Only one stretch of the data below should be repeated: the lines from the line containing "153 | 47.40 |" through the line containing "What the diffuse", inclusive, exactly as they are.

-- SUPPLIED ENTRIES --
-=-=-

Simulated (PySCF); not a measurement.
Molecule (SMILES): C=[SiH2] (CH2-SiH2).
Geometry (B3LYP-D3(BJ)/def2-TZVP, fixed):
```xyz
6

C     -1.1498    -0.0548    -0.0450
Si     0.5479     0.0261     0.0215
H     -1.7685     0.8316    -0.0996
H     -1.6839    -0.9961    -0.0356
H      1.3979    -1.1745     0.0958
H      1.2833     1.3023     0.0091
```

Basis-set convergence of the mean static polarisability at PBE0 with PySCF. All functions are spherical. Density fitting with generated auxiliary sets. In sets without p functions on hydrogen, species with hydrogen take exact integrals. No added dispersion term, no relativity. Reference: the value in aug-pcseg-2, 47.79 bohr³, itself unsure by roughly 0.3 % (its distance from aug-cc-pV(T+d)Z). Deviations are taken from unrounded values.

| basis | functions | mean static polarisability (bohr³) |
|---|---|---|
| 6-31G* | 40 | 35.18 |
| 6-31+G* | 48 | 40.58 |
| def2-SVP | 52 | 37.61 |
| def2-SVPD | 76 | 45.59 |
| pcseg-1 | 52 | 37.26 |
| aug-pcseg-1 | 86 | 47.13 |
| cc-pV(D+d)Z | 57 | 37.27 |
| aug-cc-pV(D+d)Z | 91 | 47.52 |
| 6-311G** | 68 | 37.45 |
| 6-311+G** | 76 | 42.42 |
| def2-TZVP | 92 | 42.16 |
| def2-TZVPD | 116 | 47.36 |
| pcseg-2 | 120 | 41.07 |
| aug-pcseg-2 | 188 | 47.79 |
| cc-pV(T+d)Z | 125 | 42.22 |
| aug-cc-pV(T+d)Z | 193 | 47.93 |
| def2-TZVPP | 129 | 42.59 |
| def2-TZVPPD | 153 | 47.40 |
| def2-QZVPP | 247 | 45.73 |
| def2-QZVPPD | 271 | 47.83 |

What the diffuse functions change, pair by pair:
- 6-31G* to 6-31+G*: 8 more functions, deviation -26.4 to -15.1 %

-=-=-

-- EXERCISE RESULT --
| def2-TZVPPD | 153 | 47.40 |
| def2-QZVPP | 247 | 45.73 |
| def2-QZVPPD | 271 | 47.83 |

What the diffuse functions change, pair by pair:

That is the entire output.